Supplied information:
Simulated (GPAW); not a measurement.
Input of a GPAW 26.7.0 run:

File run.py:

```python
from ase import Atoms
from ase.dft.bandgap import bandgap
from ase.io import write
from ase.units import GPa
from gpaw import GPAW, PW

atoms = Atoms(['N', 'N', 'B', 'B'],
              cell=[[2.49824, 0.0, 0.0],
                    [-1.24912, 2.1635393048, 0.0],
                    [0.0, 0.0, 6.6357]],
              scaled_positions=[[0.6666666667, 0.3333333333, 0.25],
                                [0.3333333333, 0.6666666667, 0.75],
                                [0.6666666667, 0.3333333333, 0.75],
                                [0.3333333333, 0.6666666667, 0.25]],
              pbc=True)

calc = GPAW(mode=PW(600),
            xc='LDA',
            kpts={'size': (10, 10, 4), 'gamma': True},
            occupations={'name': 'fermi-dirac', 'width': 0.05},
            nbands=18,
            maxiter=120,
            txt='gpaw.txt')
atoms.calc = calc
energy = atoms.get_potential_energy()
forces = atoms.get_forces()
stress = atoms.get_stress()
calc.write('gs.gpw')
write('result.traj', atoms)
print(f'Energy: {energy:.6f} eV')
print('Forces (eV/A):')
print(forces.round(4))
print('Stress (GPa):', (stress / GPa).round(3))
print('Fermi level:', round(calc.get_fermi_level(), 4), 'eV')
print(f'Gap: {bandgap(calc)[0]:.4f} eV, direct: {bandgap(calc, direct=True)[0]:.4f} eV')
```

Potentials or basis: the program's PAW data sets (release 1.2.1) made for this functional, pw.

Assignment: Could you reproduce every record exactly as written?

Answer space:
Simulated (GPAW); not a measurement.
Input of a GPAW 26.7.0 run:

File run.py:

```python
from ase import Atoms
from ase.dft.bandgap import bandgap
from ase.io import write
from ase.units import GPa
from gpaw import GPAW, PW

atoms = Atoms(['N', 'N', 'B', 'B'],
              cell=[[2.49824, 0.0, 0.0],
                    [-1.24912, 2.1635393048, 0.0],
                    [0.0, 0.0, 6.6357]],
              scaled_positions=[[0.6666666667, 0.3333333333, 0.25],
                                [0.3333333333, 0.6666666667, 0.75],
                                [0.6666666667, 0.3333333333, 0.75],
                                [0.3333333333, 0.6666666667, 0.25]],
              pbc=True)

calc = GPAW(mode=PW(600),
            xc='LDA',
            kpts={'size': (10, 10, 4), 'gamma': True},
            occupations={'name': 'fermi-dirac', 'width': 0.05},
            nbands=18,
            maxiter=120,
            txt='gpaw.txt')
atoms.calc = calc
energy = atoms.get_potential_energy()
forces = atoms.get_forces()
stress = atoms.get_stress()
calc.write('gs.gpw')
write('result.traj', atoms)
print(f'Energy: {energy:.6f} eV')
print('Forces (eV/A):')
print(forces.round(4))
print('Stress (GPa):', (stress / GPa).round(3))
print('Fermi level:', round(calc.get_fermi_level(), 4), 'eV')
print(f'Gap: {bandgap(calc)[0]:.4f} eV, direct: {bandgap(calc, direct=True)[0]:.4f} eV')
```

Potentials or basis: the program's PAW data sets (release 1.2.1) made for this functional, pw.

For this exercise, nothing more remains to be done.